**Assigned task:** Using the material that follows, output exactly the lines from the one containing "Rh2+ (d7) among" through the one containing "Q: Is the site", with both ends kept.

**Stored data:**
=== Begin Enclosure ===

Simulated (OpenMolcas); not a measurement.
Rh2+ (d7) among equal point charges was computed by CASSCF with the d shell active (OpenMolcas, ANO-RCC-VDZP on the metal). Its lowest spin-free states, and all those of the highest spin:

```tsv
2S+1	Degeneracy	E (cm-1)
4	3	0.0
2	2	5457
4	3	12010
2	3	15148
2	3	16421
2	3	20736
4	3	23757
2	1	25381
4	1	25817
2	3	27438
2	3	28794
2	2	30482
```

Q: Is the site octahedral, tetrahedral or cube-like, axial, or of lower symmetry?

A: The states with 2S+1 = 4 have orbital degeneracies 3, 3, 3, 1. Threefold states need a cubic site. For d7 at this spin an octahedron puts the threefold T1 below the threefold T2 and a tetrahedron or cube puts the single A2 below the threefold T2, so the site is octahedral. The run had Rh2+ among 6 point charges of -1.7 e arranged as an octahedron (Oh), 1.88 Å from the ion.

=== End Enclosure ===

**Task result:**
Rh2+ (d7) among equal point charges was computed by CASSCF with the d shell active (OpenMolcas, ANO-RCC-VDZP on the metal). Its lowest spin-free states, and all those of the highest spin:

```tsv
2S+1	Degeneracy	E (cm-1)
4	3	0.0
2	2	5457
4	3	12010
2	3	15148
2	3	16421
2	3	20736
4	3	23757
2	1	25381
4	1	25817
2	3	27438
2	3	28794
2	2	30482
```

Q: Is the site octahedral, tetrahedral or cube-like, axial, or of lower symmetry?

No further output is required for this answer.